Work instruction » Of the entries below, return exactly those lines that fall between the one containing "Field parameters in" and the one containing "Ground-state S against", the two end lines included.

▼

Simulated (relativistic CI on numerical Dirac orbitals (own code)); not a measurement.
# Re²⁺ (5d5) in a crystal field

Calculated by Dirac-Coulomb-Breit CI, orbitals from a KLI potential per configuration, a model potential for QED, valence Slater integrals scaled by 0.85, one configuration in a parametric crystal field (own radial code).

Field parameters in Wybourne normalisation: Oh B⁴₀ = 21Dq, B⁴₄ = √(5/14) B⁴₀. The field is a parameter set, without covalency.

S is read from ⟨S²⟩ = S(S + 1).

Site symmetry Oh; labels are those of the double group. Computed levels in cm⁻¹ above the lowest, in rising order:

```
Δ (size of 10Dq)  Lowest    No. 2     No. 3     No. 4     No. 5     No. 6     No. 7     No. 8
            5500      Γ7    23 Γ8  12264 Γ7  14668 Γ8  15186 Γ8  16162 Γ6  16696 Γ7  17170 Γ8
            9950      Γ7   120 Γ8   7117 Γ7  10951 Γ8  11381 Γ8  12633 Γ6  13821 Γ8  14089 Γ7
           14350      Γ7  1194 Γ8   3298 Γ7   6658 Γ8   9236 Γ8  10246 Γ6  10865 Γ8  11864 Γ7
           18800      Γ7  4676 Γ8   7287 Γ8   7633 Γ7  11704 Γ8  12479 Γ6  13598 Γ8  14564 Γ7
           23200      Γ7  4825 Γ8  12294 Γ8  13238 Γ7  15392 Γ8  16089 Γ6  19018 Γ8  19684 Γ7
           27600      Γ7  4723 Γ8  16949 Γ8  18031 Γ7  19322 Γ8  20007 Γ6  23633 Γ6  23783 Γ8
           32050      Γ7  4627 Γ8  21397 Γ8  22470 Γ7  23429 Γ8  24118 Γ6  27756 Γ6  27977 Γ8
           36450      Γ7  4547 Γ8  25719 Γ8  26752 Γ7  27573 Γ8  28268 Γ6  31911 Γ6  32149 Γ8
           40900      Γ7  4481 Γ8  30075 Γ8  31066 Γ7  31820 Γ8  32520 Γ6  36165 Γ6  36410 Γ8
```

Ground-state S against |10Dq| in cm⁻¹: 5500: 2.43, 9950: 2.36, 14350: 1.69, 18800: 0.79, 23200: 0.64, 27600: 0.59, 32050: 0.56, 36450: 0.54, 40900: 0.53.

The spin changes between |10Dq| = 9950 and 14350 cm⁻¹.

▲

Your response »
Field parameters in Wybourne normalisation: Oh B⁴₀ = 21Dq, B⁴₄ = √(5/14) B⁴₀. The field is a parameter set, without covalency.

S is read from ⟨S²⟩ = S(S + 1).

Site symmetry Oh; labels are those of the double group. Computed levels in cm⁻¹ above the lowest, in rising order:

```
Δ (size of 10Dq)  Lowest    No. 2     No. 3     No. 4     No. 5     No. 6     No. 7     No. 8
            5500      Γ7    23 Γ8  12264 Γ7  14668 Γ8  15186 Γ8  16162 Γ6  16696 Γ7  17170 Γ8
            9950      Γ7   120 Γ8   7117 Γ7  10951 Γ8  11381 Γ8  12633 Γ6  13821 Γ8  14089 Γ7
           14350      Γ7  1194 Γ8   3298 Γ7   6658 Γ8   9236 Γ8  10246 Γ6  10865 Γ8  11864 Γ7
           18800      Γ7  4676 Γ8   7287 Γ8   7633 Γ7  11704 Γ8  12479 Γ6  13598 Γ8  14564 Γ7
           23200      Γ7  4825 Γ8  12294 Γ8  13238 Γ7  15392 Γ8  16089 Γ6  19018 Γ8  19684 Γ7
           27600      Γ7  4723 Γ8  16949 Γ8  18031 Γ7  19322 Γ8  20007 Γ6  23633 Γ6  23783 Γ8
           32050      Γ7  4627 Γ8  21397 Γ8  22470 Γ7  23429 Γ8  24118 Γ6  27756 Γ6  27977 Γ8
           36450      Γ7  4547 Γ8  25719 Γ8  26752 Γ7  27573 Γ8  28268 Γ6  31911 Γ6  32149 Γ8
           40900      Γ7  4481 Γ8  30075 Γ8  31066 Γ7  31820 Γ8  32520 Γ6  36165 Γ6  36410 Γ8
```

Ground-state S against |10Dq| in cm⁻¹: 5500: 2.43, 9950: 2.36, 14350: 1.69, 18800: 0.79, 23200: 0.64, 27600: 0.59, 32050: 0.56, 36450: 0.54, 40900: 0.53.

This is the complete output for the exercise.